EXTRACTED RECORDS:
━━━━
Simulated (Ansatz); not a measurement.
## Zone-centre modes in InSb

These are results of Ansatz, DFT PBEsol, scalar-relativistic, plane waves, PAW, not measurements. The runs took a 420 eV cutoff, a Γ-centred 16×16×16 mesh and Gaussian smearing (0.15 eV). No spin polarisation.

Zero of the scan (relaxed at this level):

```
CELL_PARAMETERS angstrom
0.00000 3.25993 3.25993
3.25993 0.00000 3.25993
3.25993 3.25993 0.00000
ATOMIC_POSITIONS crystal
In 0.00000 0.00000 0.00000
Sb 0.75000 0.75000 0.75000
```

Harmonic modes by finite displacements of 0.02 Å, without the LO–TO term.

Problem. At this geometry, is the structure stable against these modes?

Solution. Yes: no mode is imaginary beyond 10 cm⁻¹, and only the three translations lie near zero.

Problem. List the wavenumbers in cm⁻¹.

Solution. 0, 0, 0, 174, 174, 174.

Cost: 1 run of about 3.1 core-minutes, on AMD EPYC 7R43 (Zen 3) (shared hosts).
━━━━

WORK REQUEST:
Using the material above, transcribe exactly the lines from the line with "Solution. Yes: no" to the line with "Solution. 0, 0, 0, 174, 174, 174."; both count, and nothing else goes in.

RESPONSE:
Solution. Yes: no mode is imaginary beyond 10 cm⁻¹, and only the three translations lie near zero.

Problem. List the wavenumbers in cm⁻¹.

Solution. 0, 0, 0, 174, 174, 174.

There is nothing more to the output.